***
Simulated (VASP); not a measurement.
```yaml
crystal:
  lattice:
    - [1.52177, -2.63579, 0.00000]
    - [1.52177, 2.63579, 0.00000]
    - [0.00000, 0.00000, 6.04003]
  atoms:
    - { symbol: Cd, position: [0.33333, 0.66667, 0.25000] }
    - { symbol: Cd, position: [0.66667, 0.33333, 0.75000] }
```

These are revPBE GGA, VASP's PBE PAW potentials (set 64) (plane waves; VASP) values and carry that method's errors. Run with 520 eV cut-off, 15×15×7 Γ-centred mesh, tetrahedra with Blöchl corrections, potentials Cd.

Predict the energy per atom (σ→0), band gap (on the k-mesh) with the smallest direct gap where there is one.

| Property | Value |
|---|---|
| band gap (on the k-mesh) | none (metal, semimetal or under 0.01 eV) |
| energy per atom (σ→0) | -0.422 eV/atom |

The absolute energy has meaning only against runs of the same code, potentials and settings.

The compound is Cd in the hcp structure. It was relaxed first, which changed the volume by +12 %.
***

= Assignment =
Return exactly the leading lines of the listing, stopping after the line in which "The absolute energy" occurs.

= Answer area =
Simulated (VASP); not a measurement.
```yaml
crystal:
  lattice:
    - [1.52177, -2.63579, 0.00000]
    - [1.52177, 2.63579, 0.00000]
    - [0.00000, 0.00000, 6.04003]
  atoms:
    - { symbol: Cd, position: [0.33333, 0.66667, 0.25000] }
    - { symbol: Cd, position: [0.66667, 0.33333, 0.75000] }
```

These are revPBE GGA, VASP's PBE PAW potentials (set 64) (plane waves; VASP) values and carry that method's errors. Run with 520 eV cut-off, 15×15×7 Γ-centred mesh, tetrahedra with Blöchl corrections, potentials Cd.

Predict the energy per atom (σ→0), band gap (on the k-mesh) with the smallest direct gap where there is one.

| Property | Value |
|---|---|
| band gap (on the k-mesh) | none (metal, semimetal or under 0.01 eV) |
| energy per atom (σ→0) | -0.422 eV/atom |

The absolute energy has meaning only against runs of the same code, potentials and settings.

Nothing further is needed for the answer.